Assigned task:
Begin at the top of the following data. Copy each line exactly until you have copied the line containing "cutoff | 500 eV |".

Records provided:
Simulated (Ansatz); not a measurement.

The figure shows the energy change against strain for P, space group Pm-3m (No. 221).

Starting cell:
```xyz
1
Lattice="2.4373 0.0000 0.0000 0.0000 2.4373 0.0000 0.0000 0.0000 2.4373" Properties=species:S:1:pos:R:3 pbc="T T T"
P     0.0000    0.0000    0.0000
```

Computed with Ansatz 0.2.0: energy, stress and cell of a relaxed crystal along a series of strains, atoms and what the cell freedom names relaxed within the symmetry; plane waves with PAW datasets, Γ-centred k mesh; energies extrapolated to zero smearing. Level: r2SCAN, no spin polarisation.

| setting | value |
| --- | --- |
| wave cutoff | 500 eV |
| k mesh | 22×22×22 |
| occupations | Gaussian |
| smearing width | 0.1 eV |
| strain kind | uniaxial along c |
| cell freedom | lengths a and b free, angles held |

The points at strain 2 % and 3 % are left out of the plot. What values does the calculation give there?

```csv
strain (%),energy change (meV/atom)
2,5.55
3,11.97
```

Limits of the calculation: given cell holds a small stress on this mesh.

Result:
Simulated (Ansatz); not a measurement.

The figure shows the energy change against strain for P, space group Pm-3m (No. 221).

Starting cell:
```xyz
1
Lattice="2.4373 0.0000 0.0000 0.0000 2.4373 0.0000 0.0000 0.0000 2.4373" Properties=species:S:1:pos:R:3 pbc="T T T"
P     0.0000    0.0000    0.0000
```

Computed with Ansatz 0.2.0: energy, stress and cell of a relaxed crystal along a series of strains, atoms and what the cell freedom names relaxed within the symmetry; plane waves with PAW datasets, Γ-centred k mesh; energies extrapolated to zero smearing. Level: r2SCAN, no spin polarisation.

| setting | value |
| --- | --- |
| wave cutoff | 500 eV |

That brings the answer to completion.